*Work order:* Your output should be the lines of the entries below, exactly, from the first one through the line that holds "- 165.6 K and".

[[ Information provided open ]]
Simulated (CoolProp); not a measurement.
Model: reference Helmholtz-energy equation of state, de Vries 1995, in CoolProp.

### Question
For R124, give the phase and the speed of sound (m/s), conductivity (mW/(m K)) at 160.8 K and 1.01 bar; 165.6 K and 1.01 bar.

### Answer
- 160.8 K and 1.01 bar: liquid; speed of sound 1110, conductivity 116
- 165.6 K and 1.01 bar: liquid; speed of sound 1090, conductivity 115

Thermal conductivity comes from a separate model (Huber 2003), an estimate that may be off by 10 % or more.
[[ Information provided closed ]]

*Solution:*
Simulated (CoolProp); not a measurement.
Model: reference Helmholtz-energy equation of state, de Vries 1995, in CoolProp.

### Question
For R124, give the phase and the speed of sound (m/s), conductivity (mW/(m K)) at 160.8 K and 1.01 bar; 165.6 K and 1.01 bar.

### Answer
- 160.8 K and 1.01 bar: liquid; speed of sound 1110, conductivity 116
- 165.6 K and 1.01 bar: liquid; speed of sound 1090, conductivity 115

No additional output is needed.